[Material shown Boundary: Start]

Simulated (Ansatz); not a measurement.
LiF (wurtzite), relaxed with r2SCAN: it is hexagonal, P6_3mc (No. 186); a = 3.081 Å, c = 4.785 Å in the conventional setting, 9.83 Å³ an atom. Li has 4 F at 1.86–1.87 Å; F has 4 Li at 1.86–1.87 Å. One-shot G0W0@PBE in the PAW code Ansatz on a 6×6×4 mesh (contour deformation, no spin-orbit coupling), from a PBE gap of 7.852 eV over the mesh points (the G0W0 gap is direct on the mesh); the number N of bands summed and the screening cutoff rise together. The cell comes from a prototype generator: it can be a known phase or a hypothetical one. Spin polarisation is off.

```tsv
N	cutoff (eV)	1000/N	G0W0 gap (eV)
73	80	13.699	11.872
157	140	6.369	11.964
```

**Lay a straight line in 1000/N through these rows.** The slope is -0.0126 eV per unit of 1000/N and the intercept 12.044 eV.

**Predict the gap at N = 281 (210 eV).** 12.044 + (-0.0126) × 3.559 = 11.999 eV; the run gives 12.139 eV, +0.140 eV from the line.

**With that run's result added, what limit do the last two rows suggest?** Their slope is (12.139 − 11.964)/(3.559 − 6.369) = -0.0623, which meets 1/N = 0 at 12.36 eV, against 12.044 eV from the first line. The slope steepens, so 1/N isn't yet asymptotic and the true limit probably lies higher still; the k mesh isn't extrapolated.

[Material shown Boundary: End]

-- Action item --
From the records above, print exactly the lines that run from the line with "intercept 12.044 eV." to the line with "from the line.", inclusive.

-- Task response --
**Lay a straight line in 1000/N through these rows.** The slope is -0.0126 eV per unit of 1000/N and the intercept 12.044 eV.

**Predict the gap at N = 281 (210 eV).** 12.044 + (-0.0126) × 3.559 = 11.999 eV; the run gives 12.139 eV, +0.140 eV from the line.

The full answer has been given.